◆ Work order
Repeat the records below exactly as they appear.

◆ Listed entries
-- Opening Marker --

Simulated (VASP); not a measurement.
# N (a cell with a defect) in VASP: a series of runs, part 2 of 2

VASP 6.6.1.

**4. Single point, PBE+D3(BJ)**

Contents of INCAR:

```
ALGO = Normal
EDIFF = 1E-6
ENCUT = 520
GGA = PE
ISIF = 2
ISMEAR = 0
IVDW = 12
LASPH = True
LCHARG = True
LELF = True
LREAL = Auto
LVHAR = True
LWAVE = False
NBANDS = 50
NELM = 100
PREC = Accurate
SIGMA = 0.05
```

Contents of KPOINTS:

-- Closing Marker --

◆ Task answer
Simulated (VASP); not a measurement.
# N (a cell with a defect) in VASP: a series of runs, part 2 of 2

VASP 6.6.1.

**4. Single point, PBE+D3(BJ)**

Contents of INCAR:

```
ALGO = Normal
EDIFF = 1E-6
ENCUT = 520
GGA = PE
ISIF = 2
ISMEAR = 0
IVDW = 12
LASPH = True
LCHARG = True
LELF = True
LREAL = Auto
LVHAR = True
LWAVE = False
NBANDS = 50
NELM = 100
PREC = Accurate
SIGMA = 0.05
```

Contents of KPOINTS:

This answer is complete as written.